▸ **Data section**
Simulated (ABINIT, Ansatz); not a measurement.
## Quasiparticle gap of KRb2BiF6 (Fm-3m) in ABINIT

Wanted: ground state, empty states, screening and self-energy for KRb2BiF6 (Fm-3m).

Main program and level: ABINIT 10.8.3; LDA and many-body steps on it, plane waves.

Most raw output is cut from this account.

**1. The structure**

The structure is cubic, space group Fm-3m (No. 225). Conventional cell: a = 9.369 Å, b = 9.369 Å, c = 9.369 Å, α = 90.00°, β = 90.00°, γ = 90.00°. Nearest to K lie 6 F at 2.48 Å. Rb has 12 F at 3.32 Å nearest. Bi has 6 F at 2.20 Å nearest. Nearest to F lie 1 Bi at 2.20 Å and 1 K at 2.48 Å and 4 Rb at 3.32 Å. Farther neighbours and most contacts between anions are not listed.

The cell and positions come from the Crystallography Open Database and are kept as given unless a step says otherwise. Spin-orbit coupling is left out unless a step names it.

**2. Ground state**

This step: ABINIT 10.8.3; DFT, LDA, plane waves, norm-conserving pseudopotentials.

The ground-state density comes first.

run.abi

▸ **Action item**
Nothing but the lines from the top of the entries above through the line with "The structure is" should be set down, each exactly as written.

▸ **Task solution**
Simulated (ABINIT, Ansatz); not a measurement.
## Quasiparticle gap of KRb2BiF6 (Fm-3m) in ABINIT

Wanted: ground state, empty states, screening and self-energy for KRb2BiF6 (Fm-3m).

Main program and level: ABINIT 10.8.3; LDA and many-body steps on it, plane waves.

Most raw output is cut from this account.

**1. The structure**

The structure is cubic, space group Fm-3m (No. 225). Conventional cell: a = 9.369 Å, b = 9.369 Å, c = 9.369 Å, α = 90.00°, β = 90.00°, γ = 90.00°. Nearest to K lie 6 F at 2.48 Å. Rb has 12 F at 3.32 Å nearest. Bi has 6 F at 2.20 Å nearest. Nearest to F lie 1 Bi at 2.20 Å and 1 K at 2.48 Å and 4 Rb at 3.32 Å. Farther neighbours and most contacts between anions are not listed.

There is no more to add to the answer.